* **INFORMATION PROVIDED**:
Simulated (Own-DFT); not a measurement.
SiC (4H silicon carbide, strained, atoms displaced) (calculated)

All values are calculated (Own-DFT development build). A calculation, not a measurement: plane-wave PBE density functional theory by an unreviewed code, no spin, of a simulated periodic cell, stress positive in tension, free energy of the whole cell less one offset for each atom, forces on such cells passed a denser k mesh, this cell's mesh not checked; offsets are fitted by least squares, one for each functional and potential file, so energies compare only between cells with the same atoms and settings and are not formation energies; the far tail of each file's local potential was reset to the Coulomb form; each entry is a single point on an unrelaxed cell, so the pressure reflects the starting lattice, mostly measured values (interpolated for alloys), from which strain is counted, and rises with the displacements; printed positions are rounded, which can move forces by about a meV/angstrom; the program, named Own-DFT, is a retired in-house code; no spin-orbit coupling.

* **WORK ITEM**: All lines from the beginning of the listing through the one with "SiC (4H silicon" are to be restated word for word, and only those.

* **ANSWER AREA**:
Simulated (Own-DFT); not a measurement.
SiC (4H silicon carbide, strained, atoms displaced) (calculated)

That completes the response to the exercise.